• Requirement:
Print all of the records below again without a single difference.

• Listed entries:
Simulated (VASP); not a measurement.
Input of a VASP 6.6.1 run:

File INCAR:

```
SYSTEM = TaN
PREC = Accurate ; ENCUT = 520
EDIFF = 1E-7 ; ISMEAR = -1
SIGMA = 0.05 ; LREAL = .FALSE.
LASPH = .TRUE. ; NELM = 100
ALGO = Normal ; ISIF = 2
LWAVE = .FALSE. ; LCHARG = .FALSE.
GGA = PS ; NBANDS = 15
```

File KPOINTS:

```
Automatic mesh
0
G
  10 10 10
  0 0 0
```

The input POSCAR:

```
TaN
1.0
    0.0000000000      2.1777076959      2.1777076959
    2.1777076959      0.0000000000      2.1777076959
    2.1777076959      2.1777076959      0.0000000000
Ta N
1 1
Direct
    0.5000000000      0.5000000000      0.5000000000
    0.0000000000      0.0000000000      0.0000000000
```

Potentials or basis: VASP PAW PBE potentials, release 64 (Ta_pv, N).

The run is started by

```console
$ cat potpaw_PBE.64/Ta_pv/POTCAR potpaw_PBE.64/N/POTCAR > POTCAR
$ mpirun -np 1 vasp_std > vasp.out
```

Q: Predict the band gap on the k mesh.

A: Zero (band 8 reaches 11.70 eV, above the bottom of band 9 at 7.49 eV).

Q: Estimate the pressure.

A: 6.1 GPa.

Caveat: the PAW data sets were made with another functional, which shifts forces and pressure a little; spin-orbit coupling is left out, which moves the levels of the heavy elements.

• Reply:
Simulated (VASP); not a measurement.
Input of a VASP 6.6.1 run:

File INCAR:

```
SYSTEM = TaN
PREC = Accurate ; ENCUT = 520
EDIFF = 1E-7 ; ISMEAR = -1
SIGMA = 0.05 ; LREAL = .FALSE.
LASPH = .TRUE. ; NELM = 100
ALGO = Normal ; ISIF = 2
LWAVE = .FALSE. ; LCHARG = .FALSE.
GGA = PS ; NBANDS = 15
```

File KPOINTS:

```
Automatic mesh
0
G
  10 10 10
  0 0 0
```

The input POSCAR:

```
TaN
1.0
    0.0000000000      2.1777076959      2.1777076959
    2.1777076959      0.0000000000      2.1777076959
    2.1777076959      2.1777076959      0.0000000000
Ta N
1 1
Direct
    0.5000000000      0.5000000000      0.5000000000
    0.0000000000      0.0000000000      0.0000000000
```

Potentials or basis: VASP PAW PBE potentials, release 64 (Ta_pv, N).

The run is started by

```console
$ cat potpaw_PBE.64/Ta_pv/POTCAR potpaw_PBE.64/N/POTCAR > POTCAR
$ mpirun -np 1 vasp_std > vasp.out
```

Q: Predict the band gap on the k mesh.

A: Zero (band 8 reaches 11.70 eV, above the bottom of band 9 at 7.49 eV).

Q: Estimate the pressure.

A: 6.1 GPa.

Caveat: the PAW data sets were made with another functional, which shifts forces and pressure a little; spin-orbit coupling is left out, which moves the levels of the heavy elements.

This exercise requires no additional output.